• **Input data**
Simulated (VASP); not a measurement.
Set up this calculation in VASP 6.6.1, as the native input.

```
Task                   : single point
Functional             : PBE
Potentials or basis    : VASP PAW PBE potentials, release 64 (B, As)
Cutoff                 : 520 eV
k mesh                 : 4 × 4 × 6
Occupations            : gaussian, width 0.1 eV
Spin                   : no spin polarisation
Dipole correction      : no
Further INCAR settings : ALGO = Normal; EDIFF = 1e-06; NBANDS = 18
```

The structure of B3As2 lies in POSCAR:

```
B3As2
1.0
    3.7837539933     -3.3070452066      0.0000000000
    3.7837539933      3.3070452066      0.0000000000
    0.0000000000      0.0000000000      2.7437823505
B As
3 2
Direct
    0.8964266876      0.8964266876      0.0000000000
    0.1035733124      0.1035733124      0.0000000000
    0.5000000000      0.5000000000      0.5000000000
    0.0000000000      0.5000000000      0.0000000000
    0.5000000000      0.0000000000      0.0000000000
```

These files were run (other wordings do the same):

• **Work task**
Using the data above, print every record exactly as shown.

• **Exercise answer**
Simulated (VASP); not a measurement.
Set up this calculation in VASP 6.6.1, as the native input.

```
Task                   : single point
Functional             : PBE
Potentials or basis    : VASP PAW PBE potentials, release 64 (B, As)
Cutoff                 : 520 eV
k mesh                 : 4 × 4 × 6
Occupations            : gaussian, width 0.1 eV
Spin                   : no spin polarisation
Dipole correction      : no
Further INCAR settings : ALGO = Normal; EDIFF = 1e-06; NBANDS = 18
```

The structure of B3As2 lies in POSCAR:

```
B3As2
1.0
    3.7837539933     -3.3070452066      0.0000000000
    3.7837539933      3.3070452066      0.0000000000
    0.0000000000      0.0000000000      2.7437823505
B As
3 2
Direct
    0.8964266876      0.8964266876      0.0000000000
    0.1035733124      0.1035733124      0.0000000000
    0.5000000000      0.5000000000      0.5000000000
    0.0000000000      0.5000000000      0.0000000000
    0.5000000000      0.0000000000      0.0000000000
```

These files were run (other wordings do the same):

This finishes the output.